__TASK ITEM__
Only some lines are wanted. Transcribe, exactly, the lines below from the line with "# Two runs on HfO₂" up to and including the line with "Fig. 1: The".

__EXTRACTED MATERIAL__
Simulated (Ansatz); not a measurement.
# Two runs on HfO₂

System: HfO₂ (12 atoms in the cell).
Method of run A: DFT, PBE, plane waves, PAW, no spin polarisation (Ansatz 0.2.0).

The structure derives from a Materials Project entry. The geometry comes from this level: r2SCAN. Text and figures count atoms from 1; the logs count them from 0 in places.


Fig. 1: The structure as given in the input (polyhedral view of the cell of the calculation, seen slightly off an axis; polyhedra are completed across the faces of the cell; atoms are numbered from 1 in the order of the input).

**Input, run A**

__RESPONSE__
# Two runs on HfO₂

System: HfO₂ (12 atoms in the cell).
Method of run A: DFT, PBE, plane waves, PAW, no spin polarisation (Ansatz 0.2.0).

The structure derives from a Materials Project entry. The geometry comes from this level: r2SCAN. Text and figures count atoms from 1; the logs count them from 0 in places.


Fig. 1: The structure as given in the input (polyhedral view of the cell of the calculation, seen slightly off an axis; polyhedra are completed across the faces of the cell; atoms are numbered from 1 in the order of the input).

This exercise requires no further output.